• **ASSIGNED TASK**
Keeping every word the same, return the listing from its first line until the line holding "Method of calculation: Dirac-Coulomb-Breit" has been returned as well.

• **DATASET CONTENT**
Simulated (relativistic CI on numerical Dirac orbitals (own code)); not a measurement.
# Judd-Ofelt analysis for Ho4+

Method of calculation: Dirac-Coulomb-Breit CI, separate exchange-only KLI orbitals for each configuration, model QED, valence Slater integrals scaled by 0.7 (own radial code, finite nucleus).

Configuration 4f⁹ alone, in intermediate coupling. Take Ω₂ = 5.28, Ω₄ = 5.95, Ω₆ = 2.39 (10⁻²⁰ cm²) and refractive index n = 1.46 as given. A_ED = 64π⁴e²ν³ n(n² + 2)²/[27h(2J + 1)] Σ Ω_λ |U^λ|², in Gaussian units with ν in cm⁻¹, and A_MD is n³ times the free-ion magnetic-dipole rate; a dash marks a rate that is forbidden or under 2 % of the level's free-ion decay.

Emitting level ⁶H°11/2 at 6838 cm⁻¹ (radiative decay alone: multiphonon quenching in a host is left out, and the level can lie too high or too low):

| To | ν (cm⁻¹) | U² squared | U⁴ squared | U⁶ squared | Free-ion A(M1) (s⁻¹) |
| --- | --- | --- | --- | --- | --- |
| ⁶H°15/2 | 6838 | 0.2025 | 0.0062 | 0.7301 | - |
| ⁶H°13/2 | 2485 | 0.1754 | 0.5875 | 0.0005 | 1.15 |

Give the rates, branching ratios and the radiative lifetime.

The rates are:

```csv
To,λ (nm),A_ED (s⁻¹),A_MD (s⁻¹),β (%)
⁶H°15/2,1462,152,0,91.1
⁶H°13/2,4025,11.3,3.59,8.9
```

• **WRITTEN RESPONSE**
Simulated (relativistic CI on numerical Dirac orbitals (own code)); not a measurement.
# Judd-Ofelt analysis for Ho4+

Method of calculation: Dirac-Coulomb-Breit CI, separate exchange-only KLI orbitals for each configuration, model QED, valence Slater integrals scaled by 0.7 (own radial code, finite nucleus).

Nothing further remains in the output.